(SOURCE DATA)

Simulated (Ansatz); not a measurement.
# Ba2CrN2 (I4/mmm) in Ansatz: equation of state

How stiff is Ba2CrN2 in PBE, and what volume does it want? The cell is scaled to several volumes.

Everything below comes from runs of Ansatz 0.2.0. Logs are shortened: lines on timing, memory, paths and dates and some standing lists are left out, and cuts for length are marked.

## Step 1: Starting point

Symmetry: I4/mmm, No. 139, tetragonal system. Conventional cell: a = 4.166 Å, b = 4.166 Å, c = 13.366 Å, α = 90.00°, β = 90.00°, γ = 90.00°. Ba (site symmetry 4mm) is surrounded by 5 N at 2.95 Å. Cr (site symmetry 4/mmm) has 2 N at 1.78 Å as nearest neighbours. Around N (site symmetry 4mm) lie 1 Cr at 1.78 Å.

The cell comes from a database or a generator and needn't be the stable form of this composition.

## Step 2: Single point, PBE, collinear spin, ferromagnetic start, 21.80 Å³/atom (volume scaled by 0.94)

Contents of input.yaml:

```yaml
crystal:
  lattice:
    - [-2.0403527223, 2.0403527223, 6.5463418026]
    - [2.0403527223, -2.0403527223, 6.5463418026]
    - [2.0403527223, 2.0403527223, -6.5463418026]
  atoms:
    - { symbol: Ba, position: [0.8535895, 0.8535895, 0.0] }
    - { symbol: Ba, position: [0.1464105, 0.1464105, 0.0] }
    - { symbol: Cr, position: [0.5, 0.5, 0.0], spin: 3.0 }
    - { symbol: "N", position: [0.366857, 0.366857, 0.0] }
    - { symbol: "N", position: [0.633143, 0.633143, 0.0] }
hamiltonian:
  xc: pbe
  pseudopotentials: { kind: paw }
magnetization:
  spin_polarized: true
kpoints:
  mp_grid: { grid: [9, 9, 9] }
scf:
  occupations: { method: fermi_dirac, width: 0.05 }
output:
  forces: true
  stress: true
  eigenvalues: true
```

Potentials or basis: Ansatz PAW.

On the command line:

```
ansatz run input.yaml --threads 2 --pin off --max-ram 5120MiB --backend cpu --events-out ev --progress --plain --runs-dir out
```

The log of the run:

(End SOURCE DATA)

> **WORK TASK**:
Above are the records. Copy the lines beginning at the one that has "## Step 1: Starting point" and ending with the one that has "Symmetry: I4/mmm, No.", unchanged.

> **TASK OUTPUT**:
## Step 1: Starting point

Symmetry: I4/mmm, No. 139, tetragonal system. Conventional cell: a = 4.166 Å, b = 4.166 Å, c = 13.366 Å, α = 90.00°, β = 90.00°, γ = 90.00°. Ba (site symmetry 4mm) is surrounded by 5 N at 2.95 Å. Cr (site symmetry 4/mmm) has 2 N at 1.78 Å as nearest neighbours. Around N (site symmetry 4mm) lie 1 Cr at 1.78 Å.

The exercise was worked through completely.